◆ Data extracts
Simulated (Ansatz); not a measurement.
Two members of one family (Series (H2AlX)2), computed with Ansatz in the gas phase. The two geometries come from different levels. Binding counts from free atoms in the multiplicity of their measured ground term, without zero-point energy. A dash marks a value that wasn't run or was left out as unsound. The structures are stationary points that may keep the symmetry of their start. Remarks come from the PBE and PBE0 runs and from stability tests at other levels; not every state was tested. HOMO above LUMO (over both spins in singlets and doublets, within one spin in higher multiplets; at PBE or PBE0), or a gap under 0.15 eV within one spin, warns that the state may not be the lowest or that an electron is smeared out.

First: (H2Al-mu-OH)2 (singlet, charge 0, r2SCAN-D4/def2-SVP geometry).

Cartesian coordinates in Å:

◆ Work instruction
Transcribe, word for word, the data above from its first line through the line with "First: (H2Al-mu-OH)2 (singlet, charge", and include nothing else.

◆ Result
Simulated (Ansatz); not a measurement.
Two members of one family (Series (H2AlX)2), computed with Ansatz in the gas phase. The two geometries come from different levels. Binding counts from free atoms in the multiplicity of their measured ground term, without zero-point energy. A dash marks a value that wasn't run or was left out as unsound. The structures are stationary points that may keep the symmetry of their start. Remarks come from the PBE and PBE0 runs and from stability tests at other levels; not every state was tested. HOMO above LUMO (over both spins in singlets and doublets, within one spin in higher multiplets; at PBE or PBE0), or a gap under 0.15 eV within one spin, warns that the state may not be the lowest or that an electron is smeared out.

First: (H2Al-mu-OH)2 (singlet, charge 0, r2SCAN-D4/def2-SVP geometry).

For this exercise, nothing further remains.